# Requirement
Set the whole listing down again exactly as written.

[[ Material supplied open ]]
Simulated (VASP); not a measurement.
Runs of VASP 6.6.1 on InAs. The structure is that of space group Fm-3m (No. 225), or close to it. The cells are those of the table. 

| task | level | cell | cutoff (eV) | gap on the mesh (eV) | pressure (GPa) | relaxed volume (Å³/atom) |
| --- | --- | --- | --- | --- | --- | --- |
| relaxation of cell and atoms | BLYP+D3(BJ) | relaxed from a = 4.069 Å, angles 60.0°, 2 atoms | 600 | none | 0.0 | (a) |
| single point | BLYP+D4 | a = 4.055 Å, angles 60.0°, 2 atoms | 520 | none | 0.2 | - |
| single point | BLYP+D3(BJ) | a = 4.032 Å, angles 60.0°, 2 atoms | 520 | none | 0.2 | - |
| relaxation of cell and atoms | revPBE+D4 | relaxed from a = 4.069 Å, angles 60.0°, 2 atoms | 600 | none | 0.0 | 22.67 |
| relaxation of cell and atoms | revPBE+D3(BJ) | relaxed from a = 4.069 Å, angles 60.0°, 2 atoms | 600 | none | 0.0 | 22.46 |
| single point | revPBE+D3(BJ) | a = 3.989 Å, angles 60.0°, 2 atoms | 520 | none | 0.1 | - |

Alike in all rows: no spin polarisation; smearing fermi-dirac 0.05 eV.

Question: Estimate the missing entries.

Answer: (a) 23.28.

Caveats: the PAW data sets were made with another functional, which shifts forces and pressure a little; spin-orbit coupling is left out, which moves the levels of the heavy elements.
[[ Material supplied closed ]]

# Task result
Simulated (VASP); not a measurement.
Runs of VASP 6.6.1 on InAs. The structure is that of space group Fm-3m (No. 225), or close to it. The cells are those of the table. 

| task | level | cell | cutoff (eV) | gap on the mesh (eV) | pressure (GPa) | relaxed volume (Å³/atom) |
| --- | --- | --- | --- | --- | --- | --- |
| relaxation of cell and atoms | BLYP+D3(BJ) | relaxed from a = 4.069 Å, angles 60.0°, 2 atoms | 600 | none | 0.0 | (a) |
| single point | BLYP+D4 | a = 4.055 Å, angles 60.0°, 2 atoms | 520 | none | 0.2 | - |
| single point | BLYP+D3(BJ) | a = 4.032 Å, angles 60.0°, 2 atoms | 520 | none | 0.2 | - |
| relaxation of cell and atoms | revPBE+D4 | relaxed from a = 4.069 Å, angles 60.0°, 2 atoms | 600 | none | 0.0 | 22.67 |
| relaxation of cell and atoms | revPBE+D3(BJ) | relaxed from a = 4.069 Å, angles 60.0°, 2 atoms | 600 | none | 0.0 | 22.46 |
| single point | revPBE+D3(BJ) | a = 3.989 Å, angles 60.0°, 2 atoms | 520 | none | 0.1 | - |

Alike in all rows: no spin polarisation; smearing fermi-dirac 0.05 eV.

Question: Estimate the missing entries.

Answer: (a) 23.28.

Caveats: the PAW data sets were made with another functional, which shifts forces and pressure a little; spin-orbit coupling is left out, which moves the levels of the heavy elements.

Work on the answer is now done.